Supplied information =>
....

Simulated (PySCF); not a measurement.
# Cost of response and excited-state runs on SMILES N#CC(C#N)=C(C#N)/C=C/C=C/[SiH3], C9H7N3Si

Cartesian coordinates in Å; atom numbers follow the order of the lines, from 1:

....

Work item => Would you mind giving all the records again exactly?

Task solution =>
Simulated (PySCF); not a measurement.
# Cost of response and excited-state runs on SMILES N#CC(C#N)=C(C#N)/C=C/C=C/[SiH3], C9H7N3Si

Cartesian coordinates in Å; atom numbers follow the order of the lines, from 1:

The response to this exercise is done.